[Data shown Boundary: Start]

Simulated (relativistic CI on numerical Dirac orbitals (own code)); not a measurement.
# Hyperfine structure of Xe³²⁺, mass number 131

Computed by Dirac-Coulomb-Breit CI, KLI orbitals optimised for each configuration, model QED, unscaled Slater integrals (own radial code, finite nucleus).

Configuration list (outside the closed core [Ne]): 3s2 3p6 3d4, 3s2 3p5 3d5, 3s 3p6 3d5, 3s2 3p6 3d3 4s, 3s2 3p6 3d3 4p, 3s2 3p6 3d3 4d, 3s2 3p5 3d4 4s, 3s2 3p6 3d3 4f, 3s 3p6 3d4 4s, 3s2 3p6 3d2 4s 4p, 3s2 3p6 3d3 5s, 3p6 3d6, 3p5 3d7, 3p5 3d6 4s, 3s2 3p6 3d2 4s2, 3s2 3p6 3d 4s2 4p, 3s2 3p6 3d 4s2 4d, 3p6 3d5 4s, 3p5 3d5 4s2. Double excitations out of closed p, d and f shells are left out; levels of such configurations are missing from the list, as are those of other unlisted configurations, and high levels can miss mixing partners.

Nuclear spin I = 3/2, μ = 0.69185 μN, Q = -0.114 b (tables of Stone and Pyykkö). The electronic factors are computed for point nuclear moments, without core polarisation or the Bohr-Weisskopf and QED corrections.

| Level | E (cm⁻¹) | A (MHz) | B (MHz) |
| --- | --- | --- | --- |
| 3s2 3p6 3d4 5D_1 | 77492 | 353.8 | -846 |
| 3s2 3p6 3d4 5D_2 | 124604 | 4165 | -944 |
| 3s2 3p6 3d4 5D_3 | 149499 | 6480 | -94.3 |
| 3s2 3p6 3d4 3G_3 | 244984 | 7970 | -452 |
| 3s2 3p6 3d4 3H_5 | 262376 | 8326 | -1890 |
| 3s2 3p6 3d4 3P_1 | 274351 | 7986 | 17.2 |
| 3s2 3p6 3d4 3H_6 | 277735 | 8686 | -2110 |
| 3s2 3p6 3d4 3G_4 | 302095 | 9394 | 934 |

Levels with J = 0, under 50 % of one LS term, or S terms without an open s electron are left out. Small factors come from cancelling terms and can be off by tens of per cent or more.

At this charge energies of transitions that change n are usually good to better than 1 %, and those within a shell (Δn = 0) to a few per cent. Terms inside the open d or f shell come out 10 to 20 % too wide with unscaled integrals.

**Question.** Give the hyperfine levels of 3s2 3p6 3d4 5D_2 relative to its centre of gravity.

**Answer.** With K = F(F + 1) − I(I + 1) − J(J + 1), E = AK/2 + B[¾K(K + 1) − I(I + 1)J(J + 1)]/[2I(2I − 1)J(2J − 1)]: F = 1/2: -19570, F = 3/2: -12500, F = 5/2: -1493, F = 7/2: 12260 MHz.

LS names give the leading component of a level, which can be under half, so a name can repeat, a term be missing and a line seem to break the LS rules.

[Data shown Boundary: End]

_Work order:_ All that is wanted is an exact copy of the lines above from the one with "8326 | -1890 |" through the one with "9394 | 934 |", with both ends included.

_Written answer:_
| 3s2 3p6 3d4 3H_5 | 262376 | 8326 | -1890 |
| 3s2 3p6 3d4 3P_1 | 274351 | 7986 | 17.2 |
| 3s2 3p6 3d4 3H_6 | 277735 | 8686 | -2110 |
| 3s2 3p6 3d4 3G_4 | 302095 | 9394 | 934 |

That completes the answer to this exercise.